* Source material
______

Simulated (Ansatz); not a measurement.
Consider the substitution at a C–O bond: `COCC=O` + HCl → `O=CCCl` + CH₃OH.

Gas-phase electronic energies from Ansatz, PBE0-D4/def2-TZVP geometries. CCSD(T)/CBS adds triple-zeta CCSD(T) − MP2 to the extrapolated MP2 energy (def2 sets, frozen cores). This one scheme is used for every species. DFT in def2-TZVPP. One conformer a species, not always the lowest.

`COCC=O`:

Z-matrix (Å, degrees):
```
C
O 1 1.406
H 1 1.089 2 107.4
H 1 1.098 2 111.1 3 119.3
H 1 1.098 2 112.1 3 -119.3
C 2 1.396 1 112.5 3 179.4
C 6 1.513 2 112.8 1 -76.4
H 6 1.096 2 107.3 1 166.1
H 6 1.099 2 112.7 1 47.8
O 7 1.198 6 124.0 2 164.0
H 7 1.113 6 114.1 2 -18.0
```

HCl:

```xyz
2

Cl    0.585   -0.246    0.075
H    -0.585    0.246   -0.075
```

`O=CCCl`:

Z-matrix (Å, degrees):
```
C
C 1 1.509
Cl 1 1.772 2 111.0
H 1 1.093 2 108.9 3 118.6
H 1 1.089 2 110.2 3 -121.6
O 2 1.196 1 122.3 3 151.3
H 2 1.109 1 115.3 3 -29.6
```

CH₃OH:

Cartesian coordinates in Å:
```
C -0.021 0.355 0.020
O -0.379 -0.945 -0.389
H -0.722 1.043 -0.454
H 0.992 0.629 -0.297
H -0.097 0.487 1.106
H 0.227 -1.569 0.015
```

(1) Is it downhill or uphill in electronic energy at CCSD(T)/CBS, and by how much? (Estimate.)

______

* Work order
Copy each entry exactly. Omit none.

* Response area
Simulated (Ansatz); not a measurement.
Consider the substitution at a C–O bond: `COCC=O` + HCl → `O=CCCl` + CH₃OH.

Gas-phase electronic energies from Ansatz, PBE0-D4/def2-TZVP geometries. CCSD(T)/CBS adds triple-zeta CCSD(T) − MP2 to the extrapolated MP2 energy (def2 sets, frozen cores). This one scheme is used for every species. DFT in def2-TZVPP. One conformer a species, not always the lowest.

`COCC=O`:

Z-matrix (Å, degrees):
```
C
O 1 1.406
H 1 1.089 2 107.4
H 1 1.098 2 111.1 3 119.3
H 1 1.098 2 112.1 3 -119.3
C 2 1.396 1 112.5 3 179.4
C 6 1.513 2 112.8 1 -76.4
H 6 1.096 2 107.3 1 166.1
H 6 1.099 2 112.7 1 47.8
O 7 1.198 6 124.0 2 164.0
H 7 1.113 6 114.1 2 -18.0
```

HCl:

```xyz
2

Cl    0.585   -0.246    0.075
H    -0.585    0.246   -0.075
```

`O=CCCl`:

Z-matrix (Å, degrees):
```
C
C 1 1.509
Cl 1 1.772 2 111.0
H 1 1.093 2 108.9 3 118.6
H 1 1.089 2 110.2 3 -121.6
O 2 1.196 1 122.3 3 151.3
H 2 1.109 1 115.3 3 -29.6
```

CH₃OH:

Cartesian coordinates in Å:
```
C -0.021 0.355 0.020
O -0.379 -0.945 -0.389
H -0.722 1.043 -0.454
H 0.992 0.629 -0.297
H -0.097 0.487 1.106
H 0.227 -1.569 0.015
```

(1) Is it downhill or uphill in electronic energy at CCSD(T)/CBS, and by how much? (Estimate.)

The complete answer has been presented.